GIVEN RECORDS

════════════════

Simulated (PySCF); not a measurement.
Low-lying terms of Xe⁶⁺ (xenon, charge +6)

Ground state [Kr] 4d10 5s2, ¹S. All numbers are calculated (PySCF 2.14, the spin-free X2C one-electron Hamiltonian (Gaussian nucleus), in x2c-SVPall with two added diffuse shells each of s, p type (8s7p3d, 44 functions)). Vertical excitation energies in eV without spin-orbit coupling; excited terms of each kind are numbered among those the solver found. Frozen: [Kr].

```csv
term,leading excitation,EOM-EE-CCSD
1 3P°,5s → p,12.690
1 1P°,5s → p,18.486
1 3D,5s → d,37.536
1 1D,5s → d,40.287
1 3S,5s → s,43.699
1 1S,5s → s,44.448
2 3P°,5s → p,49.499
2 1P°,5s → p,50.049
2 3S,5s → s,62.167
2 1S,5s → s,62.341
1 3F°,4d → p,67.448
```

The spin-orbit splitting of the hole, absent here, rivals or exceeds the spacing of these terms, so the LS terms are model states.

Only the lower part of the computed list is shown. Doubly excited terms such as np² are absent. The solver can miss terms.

════════════════

ACTION ITEM
In the listing above, locate the line with "Ground state [Kr]" and the line with "The spin-orbit splitting", then extract exactly those lines and every line between them, and nothing more.

PROBLEM SOLUTION
Ground state [Kr] 4d10 5s2, ¹S. All numbers are calculated (PySCF 2.14, the spin-free X2C one-electron Hamiltonian (Gaussian nucleus), in x2c-SVPall with two added diffuse shells each of s, p type (8s7p3d, 44 functions)). Vertical excitation energies in eV without spin-orbit coupling; excited terms of each kind are numbered among those the solver found. Frozen: [Kr].

```csv
term,leading excitation,EOM-EE-CCSD
1 3P°,5s → p,12.690
1 1P°,5s → p,18.486
1 3D,5s → d,37.536
1 1D,5s → d,40.287
1 3S,5s → s,43.699
1 1S,5s → s,44.448
2 3P°,5s → p,49.499
2 1P°,5s → p,50.049
2 3S,5s → s,62.167
2 1S,5s → s,62.341
1 3F°,4d → p,67.448
```

The spin-orbit splitting of the hole, absent here, rivals or exceeds the spacing of these terms, so the LS terms are model states.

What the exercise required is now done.